** WORK INSTRUCTION **
Exact repetition of the whole listing is what this exercise asks for.

DATA SUPPLIED Start Marker
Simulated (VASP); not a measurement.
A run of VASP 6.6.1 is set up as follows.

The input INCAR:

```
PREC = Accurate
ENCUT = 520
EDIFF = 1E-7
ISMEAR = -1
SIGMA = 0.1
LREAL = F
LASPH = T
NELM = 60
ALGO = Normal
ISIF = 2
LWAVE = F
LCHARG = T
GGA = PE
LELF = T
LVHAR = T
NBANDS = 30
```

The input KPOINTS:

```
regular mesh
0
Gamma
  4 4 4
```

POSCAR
DATA SUPPLIED End Marker

** ANSWER SECTION **
Simulated (VASP); not a measurement.
A run of VASP 6.6.1 is set up as follows.

The input INCAR:

```
PREC = Accurate
ENCUT = 520
EDIFF = 1E-7
ISMEAR = -1
SIGMA = 0.1
LREAL = F
LASPH = T
NELM = 60
ALGO = Normal
ISIF = 2
LWAVE = F
LCHARG = T
GGA = PE
LELF = T
LVHAR = T
NBANDS = 30
```

The input KPOINTS:

```
regular mesh
0
Gamma
  4 4 4
```

POSCAR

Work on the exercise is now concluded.